• Brief
Print each of the records below, leaving every word as it is.

━━ Excerpted records ━━

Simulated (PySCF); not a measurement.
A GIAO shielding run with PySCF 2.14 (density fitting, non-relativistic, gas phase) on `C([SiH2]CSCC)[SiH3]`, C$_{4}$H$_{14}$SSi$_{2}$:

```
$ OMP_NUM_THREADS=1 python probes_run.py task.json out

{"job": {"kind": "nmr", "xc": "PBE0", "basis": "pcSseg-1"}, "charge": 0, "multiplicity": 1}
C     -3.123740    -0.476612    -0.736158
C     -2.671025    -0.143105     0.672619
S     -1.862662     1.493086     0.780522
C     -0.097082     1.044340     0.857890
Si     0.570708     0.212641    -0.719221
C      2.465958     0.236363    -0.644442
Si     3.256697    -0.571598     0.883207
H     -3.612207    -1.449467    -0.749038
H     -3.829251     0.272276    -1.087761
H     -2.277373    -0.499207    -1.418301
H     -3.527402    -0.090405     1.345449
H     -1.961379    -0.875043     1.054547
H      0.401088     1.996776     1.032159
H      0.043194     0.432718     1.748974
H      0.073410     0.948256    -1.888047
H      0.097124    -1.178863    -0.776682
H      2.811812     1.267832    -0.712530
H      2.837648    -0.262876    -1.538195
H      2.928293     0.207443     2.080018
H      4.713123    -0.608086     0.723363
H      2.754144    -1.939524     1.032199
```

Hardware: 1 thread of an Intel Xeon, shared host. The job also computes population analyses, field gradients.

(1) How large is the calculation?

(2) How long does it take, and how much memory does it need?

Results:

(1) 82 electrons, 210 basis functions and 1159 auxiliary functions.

━━━

• Response box
Simulated (PySCF); not a measurement.
A GIAO shielding run with PySCF 2.14 (density fitting, non-relativistic, gas phase) on `C([SiH2]CSCC)[SiH3]`, C$_{4}$H$_{14}$SSi$_{2}$:

```
$ OMP_NUM_THREADS=1 python probes_run.py task.json out

{"job": {"kind": "nmr", "xc": "PBE0", "basis": "pcSseg-1"}, "charge": 0, "multiplicity": 1}
C     -3.123740    -0.476612    -0.736158
C     -2.671025    -0.143105     0.672619
S     -1.862662     1.493086     0.780522
C     -0.097082     1.044340     0.857890
Si     0.570708     0.212641    -0.719221
C      2.465958     0.236363    -0.644442
Si     3.256697    -0.571598     0.883207
H     -3.612207    -1.449467    -0.749038
H     -3.829251     0.272276    -1.087761
H     -2.277373    -0.499207    -1.418301
H     -3.527402    -0.090405     1.345449
H     -1.961379    -0.875043     1.054547
H      0.401088     1.996776     1.032159
H      0.043194     0.432718     1.748974
H      0.073410     0.948256    -1.888047
H      0.097124    -1.178863    -0.776682
H      2.811812     1.267832    -0.712530
H      2.837648    -0.262876    -1.538195
H      2.928293     0.207443     2.080018
H      4.713123    -0.608086     0.723363
H      2.754144    -1.939524     1.032199
```

Hardware: 1 thread of an Intel Xeon, shared host. The job also computes population analyses, field gradients.

(1) How large is the calculation?

(2) How long does it take, and how much memory does it need?

Results:

(1) 82 electrons, 210 basis functions and 1159 auxiliary functions.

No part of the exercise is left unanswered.